> [RECORD SET]
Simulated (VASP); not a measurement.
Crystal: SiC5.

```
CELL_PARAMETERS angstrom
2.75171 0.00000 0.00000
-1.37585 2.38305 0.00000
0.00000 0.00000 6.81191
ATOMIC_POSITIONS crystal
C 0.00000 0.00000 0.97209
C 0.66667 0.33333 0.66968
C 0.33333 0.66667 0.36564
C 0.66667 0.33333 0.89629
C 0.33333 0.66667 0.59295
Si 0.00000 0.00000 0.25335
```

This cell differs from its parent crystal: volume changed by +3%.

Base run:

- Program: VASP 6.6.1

> [WORK ITEM] Go through the listing and transcribe all of it exactly.

> [WRITTEN REPLY]
Simulated (VASP); not a measurement.
Crystal: SiC5.

```
CELL_PARAMETERS angstrom
2.75171 0.00000 0.00000
-1.37585 2.38305 0.00000
0.00000 0.00000 6.81191
ATOMIC_POSITIONS crystal
C 0.00000 0.00000 0.97209
C 0.66667 0.33333 0.66968
C 0.33333 0.66667 0.36564
C 0.66667 0.33333 0.89629
C 0.33333 0.66667 0.59295
Si 0.00000 0.00000 0.25335
```

This cell differs from its parent crystal: volume changed by +3%.

Base run:

- Program: VASP 6.6.1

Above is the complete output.